Your answer must hold only the lines below from the line containing "-0.01 | 65.20 |" through the line containing "0.07 | 64.96 |", each reproduced exactly.

#### Recorded information
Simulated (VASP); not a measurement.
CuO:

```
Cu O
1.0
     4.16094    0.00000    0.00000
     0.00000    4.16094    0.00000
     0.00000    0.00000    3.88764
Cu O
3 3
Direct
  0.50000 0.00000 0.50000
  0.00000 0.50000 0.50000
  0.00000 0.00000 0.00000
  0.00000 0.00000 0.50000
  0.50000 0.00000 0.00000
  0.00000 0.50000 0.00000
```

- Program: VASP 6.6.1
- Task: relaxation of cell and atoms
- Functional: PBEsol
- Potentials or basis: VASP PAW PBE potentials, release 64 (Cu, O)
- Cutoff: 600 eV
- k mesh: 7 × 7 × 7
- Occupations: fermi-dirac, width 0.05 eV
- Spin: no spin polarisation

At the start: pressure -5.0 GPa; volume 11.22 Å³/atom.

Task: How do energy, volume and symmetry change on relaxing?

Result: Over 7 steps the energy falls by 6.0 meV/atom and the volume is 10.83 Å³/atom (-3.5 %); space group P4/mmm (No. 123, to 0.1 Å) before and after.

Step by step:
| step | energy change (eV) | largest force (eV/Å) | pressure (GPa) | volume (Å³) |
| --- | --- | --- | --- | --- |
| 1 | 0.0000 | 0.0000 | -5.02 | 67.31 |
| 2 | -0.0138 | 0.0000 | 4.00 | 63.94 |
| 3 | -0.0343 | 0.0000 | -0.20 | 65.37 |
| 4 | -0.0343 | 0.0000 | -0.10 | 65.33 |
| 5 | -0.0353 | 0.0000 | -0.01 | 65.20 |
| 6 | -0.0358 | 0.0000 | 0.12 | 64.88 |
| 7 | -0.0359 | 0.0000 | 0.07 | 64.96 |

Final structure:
########

- [Task result]
| 5 | -0.0353 | 0.0000 | -0.01 | 65.20 |
| 6 | -0.0358 | 0.0000 | 0.12 | 64.88 |
| 7 | -0.0359 | 0.0000 | 0.07 | 64.96 |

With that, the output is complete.